========
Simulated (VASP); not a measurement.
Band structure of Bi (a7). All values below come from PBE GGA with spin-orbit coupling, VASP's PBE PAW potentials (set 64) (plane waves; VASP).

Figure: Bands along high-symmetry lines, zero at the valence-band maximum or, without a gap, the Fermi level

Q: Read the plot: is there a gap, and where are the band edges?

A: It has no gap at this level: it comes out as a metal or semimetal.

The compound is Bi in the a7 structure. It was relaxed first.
========

* [Action item]
In full and word for word, give the listing above again.

* [Task result]
Simulated (VASP); not a measurement.
Band structure of Bi (a7). All values below come from PBE GGA with spin-orbit coupling, VASP's PBE PAW potentials (set 64) (plane waves; VASP).

Figure: Bands along high-symmetry lines, zero at the valence-band maximum or, without a gap, the Fermi level

Q: Read the plot: is there a gap, and where are the band edges?

A: It has no gap at this level: it comes out as a metal or semimetal.

The compound is Bi in the a7 structure. It was relaxed first.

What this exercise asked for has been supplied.